- REQUIREMENT -
Below are records to be repeated in full. Give them exactly.

Segment Start: RECORD SET

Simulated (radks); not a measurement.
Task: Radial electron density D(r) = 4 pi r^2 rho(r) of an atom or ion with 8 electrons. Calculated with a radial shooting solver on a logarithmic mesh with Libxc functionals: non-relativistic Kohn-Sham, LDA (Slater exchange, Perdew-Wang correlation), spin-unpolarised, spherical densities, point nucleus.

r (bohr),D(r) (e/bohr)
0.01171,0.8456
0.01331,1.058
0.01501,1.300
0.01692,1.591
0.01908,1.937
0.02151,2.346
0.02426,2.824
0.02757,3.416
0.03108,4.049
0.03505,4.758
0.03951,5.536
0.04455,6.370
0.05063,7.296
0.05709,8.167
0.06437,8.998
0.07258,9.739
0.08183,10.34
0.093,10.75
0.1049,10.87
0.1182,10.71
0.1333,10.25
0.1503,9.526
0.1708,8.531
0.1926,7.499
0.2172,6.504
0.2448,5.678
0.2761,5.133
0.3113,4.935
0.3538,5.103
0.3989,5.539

Segment End: RECORD SET

- YOUR RESPONSE -
Simulated (radks); not a measurement.
Task: Radial electron density D(r) = 4 pi r^2 rho(r) of an atom or ion with 8 electrons. Calculated with a radial shooting solver on a logarithmic mesh with Libxc functionals: non-relativistic Kohn-Sham, LDA (Slater exchange, Perdew-Wang correlation), spin-unpolarised, spherical densities, point nucleus.

r (bohr),D(r) (e/bohr)
0.01171,0.8456
0.01331,1.058
0.01501,1.300
0.01692,1.591
0.01908,1.937
0.02151,2.346
0.02426,2.824
0.02757,3.416
0.03108,4.049
0.03505,4.758
0.03951,5.536
0.04455,6.370
0.05063,7.296
0.05709,8.167
0.06437,8.998
0.07258,9.739
0.08183,10.34
0.093,10.75
0.1049,10.87
0.1182,10.71
0.1333,10.25
0.1503,9.526
0.1708,8.531
0.1926,7.499
0.2172,6.504
0.2448,5.678
0.2761,5.133
0.3113,4.935
0.3538,5.103
0.3989,5.539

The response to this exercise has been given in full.